- [Required action]: Repeat all of the data precisely.

#### Supplied records
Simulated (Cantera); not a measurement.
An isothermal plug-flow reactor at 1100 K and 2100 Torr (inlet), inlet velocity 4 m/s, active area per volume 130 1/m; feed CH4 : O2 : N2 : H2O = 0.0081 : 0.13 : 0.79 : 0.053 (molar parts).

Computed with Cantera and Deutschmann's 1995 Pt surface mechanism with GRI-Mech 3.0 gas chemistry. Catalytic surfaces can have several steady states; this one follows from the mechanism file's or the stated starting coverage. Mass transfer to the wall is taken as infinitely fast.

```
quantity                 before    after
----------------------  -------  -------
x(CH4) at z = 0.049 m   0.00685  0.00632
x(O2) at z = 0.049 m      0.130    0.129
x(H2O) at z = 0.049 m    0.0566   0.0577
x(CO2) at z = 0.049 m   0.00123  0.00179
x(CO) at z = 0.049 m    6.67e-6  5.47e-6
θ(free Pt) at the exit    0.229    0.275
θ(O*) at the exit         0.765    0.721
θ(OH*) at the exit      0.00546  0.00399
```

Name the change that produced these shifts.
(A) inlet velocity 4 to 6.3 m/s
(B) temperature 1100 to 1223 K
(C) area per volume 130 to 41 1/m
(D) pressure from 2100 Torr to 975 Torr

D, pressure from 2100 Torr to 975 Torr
########

- [Your solution]:
Simulated (Cantera); not a measurement.
An isothermal plug-flow reactor at 1100 K and 2100 Torr (inlet), inlet velocity 4 m/s, active area per volume 130 1/m; feed CH4 : O2 : N2 : H2O = 0.0081 : 0.13 : 0.79 : 0.053 (molar parts).

Computed with Cantera and Deutschmann's 1995 Pt surface mechanism with GRI-Mech 3.0 gas chemistry. Catalytic surfaces can have several steady states; this one follows from the mechanism file's or the stated starting coverage. Mass transfer to the wall is taken as infinitely fast.

```
quantity                 before    after
----------------------  -------  -------
x(CH4) at z = 0.049 m   0.00685  0.00632
x(O2) at z = 0.049 m      0.130    0.129
x(H2O) at z = 0.049 m    0.0566   0.0577
x(CO2) at z = 0.049 m   0.00123  0.00179
x(CO) at z = 0.049 m    6.67e-6  5.47e-6
θ(free Pt) at the exit    0.229    0.275
θ(O*) at the exit         0.765    0.721
θ(OH*) at the exit      0.00546  0.00399
```

Name the change that produced these shifts.
(A) inlet velocity 4 to 6.3 m/s
(B) temperature 1100 to 1223 K
(C) area per volume 130 to 41 1/m
(D) pressure from 2100 Torr to 975 Torr

D, pressure from 2100 Torr to 975 Torr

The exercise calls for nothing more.